= STUDY MATERIAL =
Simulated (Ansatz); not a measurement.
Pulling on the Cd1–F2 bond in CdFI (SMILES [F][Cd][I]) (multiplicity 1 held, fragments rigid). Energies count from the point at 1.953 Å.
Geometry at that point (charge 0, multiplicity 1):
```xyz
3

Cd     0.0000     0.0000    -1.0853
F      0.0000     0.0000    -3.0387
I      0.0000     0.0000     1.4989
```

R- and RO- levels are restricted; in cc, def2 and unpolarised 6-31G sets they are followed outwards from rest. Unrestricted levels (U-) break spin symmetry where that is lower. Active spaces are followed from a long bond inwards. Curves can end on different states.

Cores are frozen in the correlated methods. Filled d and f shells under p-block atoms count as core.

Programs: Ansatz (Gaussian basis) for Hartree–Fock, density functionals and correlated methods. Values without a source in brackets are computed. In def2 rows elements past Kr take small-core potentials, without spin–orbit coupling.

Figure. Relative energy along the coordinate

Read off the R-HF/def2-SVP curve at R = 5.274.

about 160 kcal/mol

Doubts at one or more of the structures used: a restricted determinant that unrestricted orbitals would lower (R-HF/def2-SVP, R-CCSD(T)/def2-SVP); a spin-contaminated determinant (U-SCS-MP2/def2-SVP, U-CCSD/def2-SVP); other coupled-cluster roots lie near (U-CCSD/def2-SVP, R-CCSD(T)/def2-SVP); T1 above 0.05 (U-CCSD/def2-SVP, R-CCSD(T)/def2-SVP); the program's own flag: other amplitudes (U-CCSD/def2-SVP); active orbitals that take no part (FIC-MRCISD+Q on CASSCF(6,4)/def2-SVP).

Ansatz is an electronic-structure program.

= WORK ITEM =
What the task asks for is a word-for-word repeat of the lines above, from the first through the one containing "Doubts at one".

= EXERCISE SOLUTION =
Simulated (Ansatz); not a measurement.
Pulling on the Cd1–F2 bond in CdFI (SMILES [F][Cd][I]) (multiplicity 1 held, fragments rigid). Energies count from the point at 1.953 Å.
Geometry at that point (charge 0, multiplicity 1):
```xyz
3

Cd     0.0000     0.0000    -1.0853
F      0.0000     0.0000    -3.0387
I      0.0000     0.0000     1.4989
```

R- and RO- levels are restricted; in cc, def2 and unpolarised 6-31G sets they are followed outwards from rest. Unrestricted levels (U-) break spin symmetry where that is lower. Active spaces are followed from a long bond inwards. Curves can end on different states.

Cores are frozen in the correlated methods. Filled d and f shells under p-block atoms count as core.

Programs: Ansatz (Gaussian basis) for Hartree–Fock, density functionals and correlated methods. Values without a source in brackets are computed. In def2 rows elements past Kr take small-core potentials, without spin–orbit coupling.

Figure. Relative energy along the coordinate

Read off the R-HF/def2-SVP curve at R = 5.274.

about 160 kcal/mol

Doubts at one or more of the structures used: a restricted determinant that unrestricted orbitals would lower (R-HF/def2-SVP, R-CCSD(T)/def2-SVP); a spin-contaminated determinant (U-SCS-MP2/def2-SVP, U-CCSD/def2-SVP); other coupled-cluster roots lie near (U-CCSD/def2-SVP, R-CCSD(T)/def2-SVP); T1 above 0.05 (U-CCSD/def2-SVP, R-CCSD(T)/def2-SVP); the program's own flag: other amplitudes (U-CCSD/def2-SVP); active orbitals that take no part (FIC-MRCISD+Q on CASSCF(6,4)/def2-SVP).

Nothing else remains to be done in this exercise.